***** Records supplied *****

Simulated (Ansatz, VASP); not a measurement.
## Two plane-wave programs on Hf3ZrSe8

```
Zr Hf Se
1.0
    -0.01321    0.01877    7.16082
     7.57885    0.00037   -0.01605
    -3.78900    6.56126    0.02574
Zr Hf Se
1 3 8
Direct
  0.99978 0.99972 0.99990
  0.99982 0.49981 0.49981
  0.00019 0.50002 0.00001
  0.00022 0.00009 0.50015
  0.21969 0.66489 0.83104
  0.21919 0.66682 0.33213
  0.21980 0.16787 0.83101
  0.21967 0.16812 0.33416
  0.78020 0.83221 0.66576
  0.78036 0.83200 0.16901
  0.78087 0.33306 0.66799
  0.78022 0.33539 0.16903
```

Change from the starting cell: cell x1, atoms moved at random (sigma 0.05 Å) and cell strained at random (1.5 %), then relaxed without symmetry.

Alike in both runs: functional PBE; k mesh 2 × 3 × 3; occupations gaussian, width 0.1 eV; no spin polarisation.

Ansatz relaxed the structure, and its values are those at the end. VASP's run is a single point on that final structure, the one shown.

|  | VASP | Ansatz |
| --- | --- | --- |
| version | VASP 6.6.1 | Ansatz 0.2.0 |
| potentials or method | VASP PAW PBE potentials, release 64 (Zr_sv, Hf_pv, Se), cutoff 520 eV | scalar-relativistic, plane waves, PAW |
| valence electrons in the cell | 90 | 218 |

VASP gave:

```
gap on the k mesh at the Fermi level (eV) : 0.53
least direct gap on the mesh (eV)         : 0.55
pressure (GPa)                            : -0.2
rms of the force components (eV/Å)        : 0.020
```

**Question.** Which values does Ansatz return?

*****

Could you please repeat the data exactly as given?

Exercise response:
Simulated (Ansatz, VASP); not a measurement.
## Two plane-wave programs on Hf3ZrSe8

```
Zr Hf Se
1.0
    -0.01321    0.01877    7.16082
     7.57885    0.00037   -0.01605
    -3.78900    6.56126    0.02574
Zr Hf Se
1 3 8
Direct
  0.99978 0.99972 0.99990
  0.99982 0.49981 0.49981
  0.00019 0.50002 0.00001
  0.00022 0.00009 0.50015
  0.21969 0.66489 0.83104
  0.21919 0.66682 0.33213
  0.21980 0.16787 0.83101
  0.21967 0.16812 0.33416
  0.78020 0.83221 0.66576
  0.78036 0.83200 0.16901
  0.78087 0.33306 0.66799
  0.78022 0.33539 0.16903
```

Change from the starting cell: cell x1, atoms moved at random (sigma 0.05 Å) and cell strained at random (1.5 %), then relaxed without symmetry.

Alike in both runs: functional PBE; k mesh 2 × 3 × 3; occupations gaussian, width 0.1 eV; no spin polarisation.

Ansatz relaxed the structure, and its values are those at the end. VASP's run is a single point on that final structure, the one shown.

|  | VASP | Ansatz |
| --- | --- | --- |
| version | VASP 6.6.1 | Ansatz 0.2.0 |
| potentials or method | VASP PAW PBE potentials, release 64 (Zr_sv, Hf_pv, Se), cutoff 520 eV | scalar-relativistic, plane waves, PAW |
| valence electrons in the cell | 90 | 218 |

VASP gave:

```
gap on the k mesh at the Fermi level (eV) : 0.53
least direct gap on the mesh (eV)         : 0.55
pressure (GPa)                            : -0.2
rms of the force components (eV/Å)        : 0.020
```

**Question.** Which values does Ansatz return?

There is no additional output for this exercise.